Exercise
Give the lines below again exactly, starting with the line that holds "Main program and" and going on through the line that holds "Bond lengths around".

== Material shown ==

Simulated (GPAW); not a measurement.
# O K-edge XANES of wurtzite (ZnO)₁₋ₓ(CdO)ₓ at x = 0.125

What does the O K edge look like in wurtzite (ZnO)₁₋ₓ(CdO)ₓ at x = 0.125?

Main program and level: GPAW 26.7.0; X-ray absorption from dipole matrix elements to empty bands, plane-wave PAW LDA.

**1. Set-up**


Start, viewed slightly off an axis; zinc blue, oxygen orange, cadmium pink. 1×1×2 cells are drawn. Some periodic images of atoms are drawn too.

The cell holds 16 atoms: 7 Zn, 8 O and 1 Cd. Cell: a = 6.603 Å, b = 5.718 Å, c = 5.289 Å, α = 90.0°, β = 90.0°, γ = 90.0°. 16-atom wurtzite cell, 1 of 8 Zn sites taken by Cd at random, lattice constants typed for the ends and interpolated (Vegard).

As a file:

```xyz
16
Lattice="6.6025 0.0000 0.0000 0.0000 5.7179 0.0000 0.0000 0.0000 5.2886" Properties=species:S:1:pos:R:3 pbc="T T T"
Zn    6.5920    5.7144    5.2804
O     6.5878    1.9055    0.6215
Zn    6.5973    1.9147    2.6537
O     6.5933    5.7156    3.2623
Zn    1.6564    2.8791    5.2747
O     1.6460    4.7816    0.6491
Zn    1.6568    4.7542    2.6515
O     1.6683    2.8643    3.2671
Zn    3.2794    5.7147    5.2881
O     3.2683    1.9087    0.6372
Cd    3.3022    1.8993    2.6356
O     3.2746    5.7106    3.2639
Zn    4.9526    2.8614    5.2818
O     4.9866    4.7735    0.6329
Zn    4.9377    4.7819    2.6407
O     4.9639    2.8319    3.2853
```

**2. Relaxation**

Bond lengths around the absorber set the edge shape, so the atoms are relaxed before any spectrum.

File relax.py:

===

Solution
Main program and level: GPAW 26.7.0; X-ray absorption from dipole matrix elements to empty bands, plane-wave PAW LDA.

**1. Set-up**


Start, viewed slightly off an axis; zinc blue, oxygen orange, cadmium pink. 1×1×2 cells are drawn. Some periodic images of atoms are drawn too.

The cell holds 16 atoms: 7 Zn, 8 O and 1 Cd. Cell: a = 6.603 Å, b = 5.718 Å, c = 5.289 Å, α = 90.0°, β = 90.0°, γ = 90.0°. 16-atom wurtzite cell, 1 of 8 Zn sites taken by Cd at random, lattice constants typed for the ends and interpolated (Vegard).

As a file:

```xyz
16
Lattice="6.6025 0.0000 0.0000 0.0000 5.7179 0.0000 0.0000 0.0000 5.2886" Properties=species:S:1:pos:R:3 pbc="T T T"
Zn    6.5920    5.7144    5.2804
O     6.5878    1.9055    0.6215
Zn    6.5973    1.9147    2.6537
O     6.5933    5.7156    3.2623
Zn    1.6564    2.8791    5.2747
O     1.6460    4.7816    0.6491
Zn    1.6568    4.7542    2.6515
O     1.6683    2.8643    3.2671
Zn    3.2794    5.7147    5.2881
O     3.2683    1.9087    0.6372
Cd    3.3022    1.8993    2.6356
O     3.2746    5.7106    3.2639
Zn    4.9526    2.8614    5.2818
O     4.9866    4.7735    0.6329
Zn    4.9377    4.7819    2.6407
O     4.9639    2.8319    3.2853
```

**2. Relaxation**

Bond lengths around the absorber set the edge shape, so the atoms are relaxed before any spectrum.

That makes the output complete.